** The data **

________________________

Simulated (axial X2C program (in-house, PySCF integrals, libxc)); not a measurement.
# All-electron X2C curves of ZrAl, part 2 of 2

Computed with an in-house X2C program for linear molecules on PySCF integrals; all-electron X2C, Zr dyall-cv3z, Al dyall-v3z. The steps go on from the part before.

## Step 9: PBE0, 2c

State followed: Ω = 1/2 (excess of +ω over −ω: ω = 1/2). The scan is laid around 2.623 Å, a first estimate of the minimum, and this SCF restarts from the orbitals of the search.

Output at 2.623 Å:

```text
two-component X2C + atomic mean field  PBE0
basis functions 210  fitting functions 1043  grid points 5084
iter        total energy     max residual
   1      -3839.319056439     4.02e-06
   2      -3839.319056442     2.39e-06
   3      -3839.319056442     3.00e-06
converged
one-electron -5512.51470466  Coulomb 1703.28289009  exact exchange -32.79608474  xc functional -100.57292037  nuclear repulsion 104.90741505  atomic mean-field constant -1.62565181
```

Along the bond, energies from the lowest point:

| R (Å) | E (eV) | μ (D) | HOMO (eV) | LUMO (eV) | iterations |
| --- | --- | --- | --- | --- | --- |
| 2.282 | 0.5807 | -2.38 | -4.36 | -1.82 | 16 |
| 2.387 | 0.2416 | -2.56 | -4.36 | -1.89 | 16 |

________________________

** Work item **
Word for word, extract all the records.

** Written solution **
Simulated (axial X2C program (in-house, PySCF integrals, libxc)); not a measurement.
# All-electron X2C curves of ZrAl, part 2 of 2

Computed with an in-house X2C program for linear molecules on PySCF integrals; all-electron X2C, Zr dyall-cv3z, Al dyall-v3z. The steps go on from the part before.

## Step 9: PBE0, 2c

State followed: Ω = 1/2 (excess of +ω over −ω: ω = 1/2). The scan is laid around 2.623 Å, a first estimate of the minimum, and this SCF restarts from the orbitals of the search.

Output at 2.623 Å:

```text
two-component X2C + atomic mean field  PBE0
basis functions 210  fitting functions 1043  grid points 5084
iter        total energy     max residual
   1      -3839.319056439     4.02e-06
   2      -3839.319056442     2.39e-06
   3      -3839.319056442     3.00e-06
converged
one-electron -5512.51470466  Coulomb 1703.28289009  exact exchange -32.79608474  xc functional -100.57292037  nuclear repulsion 104.90741505  atomic mean-field constant -1.62565181
```

Along the bond, energies from the lowest point:

| R (Å) | E (eV) | μ (D) | HOMO (eV) | LUMO (eV) | iterations |
| --- | --- | --- | --- | --- | --- |
| 2.282 | 0.5807 | -2.38 | -4.36 | -1.82 | 16 |
| 2.387 | 0.2416 | -2.56 | -4.36 | -1.89 | 16 |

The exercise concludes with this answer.